=== WORK TASK ===
Give the records once more, exactly as they stand.

=== EXTRACTED INFORMATION ===
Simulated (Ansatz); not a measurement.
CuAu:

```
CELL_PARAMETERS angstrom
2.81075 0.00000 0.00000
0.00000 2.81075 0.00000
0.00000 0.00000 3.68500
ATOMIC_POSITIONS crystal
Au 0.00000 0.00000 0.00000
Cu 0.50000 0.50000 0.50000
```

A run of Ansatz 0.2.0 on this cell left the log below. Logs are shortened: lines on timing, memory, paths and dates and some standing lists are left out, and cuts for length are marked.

=== YOUR SOLUTION ===
Simulated (Ansatz); not a measurement.
CuAu:

```
CELL_PARAMETERS angstrom
2.81075 0.00000 0.00000
0.00000 2.81075 0.00000
0.00000 0.00000 3.68500
ATOMIC_POSITIONS crystal
Au 0.00000 0.00000 0.00000
Cu 0.50000 0.50000 0.50000
```

A run of Ansatz 0.2.0 on this cell left the log below. Logs are shortened: lines on timing, memory, paths and dates and some standing lists are left out, and cuts for length are marked.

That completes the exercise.